Top of Extracted material

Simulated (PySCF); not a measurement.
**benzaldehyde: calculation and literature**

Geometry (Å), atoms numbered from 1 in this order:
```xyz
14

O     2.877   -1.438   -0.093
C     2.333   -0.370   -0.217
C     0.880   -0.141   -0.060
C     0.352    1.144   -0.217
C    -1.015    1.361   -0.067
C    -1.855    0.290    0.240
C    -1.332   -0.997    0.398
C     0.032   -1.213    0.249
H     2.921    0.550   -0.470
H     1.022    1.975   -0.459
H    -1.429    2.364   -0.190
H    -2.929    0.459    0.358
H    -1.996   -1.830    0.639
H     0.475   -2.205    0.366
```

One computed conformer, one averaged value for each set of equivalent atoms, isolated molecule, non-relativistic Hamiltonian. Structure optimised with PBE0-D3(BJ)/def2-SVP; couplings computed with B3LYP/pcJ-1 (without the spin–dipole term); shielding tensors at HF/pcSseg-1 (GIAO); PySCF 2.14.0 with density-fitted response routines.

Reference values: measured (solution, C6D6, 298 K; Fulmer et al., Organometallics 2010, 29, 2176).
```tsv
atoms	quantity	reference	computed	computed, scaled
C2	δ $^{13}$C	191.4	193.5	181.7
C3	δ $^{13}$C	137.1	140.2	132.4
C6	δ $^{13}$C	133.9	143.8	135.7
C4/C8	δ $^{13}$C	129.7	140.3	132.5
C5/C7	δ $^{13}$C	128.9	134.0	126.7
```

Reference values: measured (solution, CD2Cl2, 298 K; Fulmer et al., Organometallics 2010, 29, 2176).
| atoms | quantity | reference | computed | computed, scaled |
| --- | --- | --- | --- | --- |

Bottom of Extracted material

Work request
Each line of the records above must be copied exactly.

Task output
Simulated (PySCF); not a measurement.
**benzaldehyde: calculation and literature**

Geometry (Å), atoms numbered from 1 in this order:
```xyz
14

O     2.877   -1.438   -0.093
C     2.333   -0.370   -0.217
C     0.880   -0.141   -0.060
C     0.352    1.144   -0.217
C    -1.015    1.361   -0.067
C    -1.855    0.290    0.240
C    -1.332   -0.997    0.398
C     0.032   -1.213    0.249
H     2.921    0.550   -0.470
H     1.022    1.975   -0.459
H    -1.429    2.364   -0.190
H    -2.929    0.459    0.358
H    -1.996   -1.830    0.639
H     0.475   -2.205    0.366
```

One computed conformer, one averaged value for each set of equivalent atoms, isolated molecule, non-relativistic Hamiltonian. Structure optimised with PBE0-D3(BJ)/def2-SVP; couplings computed with B3LYP/pcJ-1 (without the spin–dipole term); shielding tensors at HF/pcSseg-1 (GIAO); PySCF 2.14.0 with density-fitted response routines.

Reference values: measured (solution, C6D6, 298 K; Fulmer et al., Organometallics 2010, 29, 2176).
```tsv
atoms	quantity	reference	computed	computed, scaled
C2	δ $^{13}$C	191.4	193.5	181.7
C3	δ $^{13}$C	137.1	140.2	132.4
C6	δ $^{13}$C	133.9	143.8	135.7
C4/C8	δ $^{13}$C	129.7	140.3	132.5
C5/C7	δ $^{13}$C	128.9	134.0	126.7
```

Reference values: measured (solution, CD2Cl2, 298 K; Fulmer et al., Organometallics 2010, 29, 2176).
| atoms | quantity | reference | computed | computed, scaled |
| --- | --- | --- | --- | --- |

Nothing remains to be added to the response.